+++ Information supplied +++

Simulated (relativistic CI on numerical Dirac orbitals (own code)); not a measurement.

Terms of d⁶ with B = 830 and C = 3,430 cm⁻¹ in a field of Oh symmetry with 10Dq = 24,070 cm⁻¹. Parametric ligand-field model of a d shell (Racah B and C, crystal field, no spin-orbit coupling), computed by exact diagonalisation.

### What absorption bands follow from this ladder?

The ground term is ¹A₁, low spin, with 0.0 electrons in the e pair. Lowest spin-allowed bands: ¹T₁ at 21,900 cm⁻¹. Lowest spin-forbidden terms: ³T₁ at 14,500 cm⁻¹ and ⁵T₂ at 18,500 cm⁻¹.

+++

**Assignment:**
From the line holding "Terms of d⁶" to the line holding "### What absorption", inclusive, restate each line above exactly as written.

**Written solution:**
Terms of d⁶ with B = 830 and C = 3,430 cm⁻¹ in a field of Oh symmetry with 10Dq = 24,070 cm⁻¹. Parametric ligand-field model of a d shell (Racah B and C, crystal field, no spin-orbit coupling), computed by exact diagonalisation.

### What absorption bands follow from this ladder?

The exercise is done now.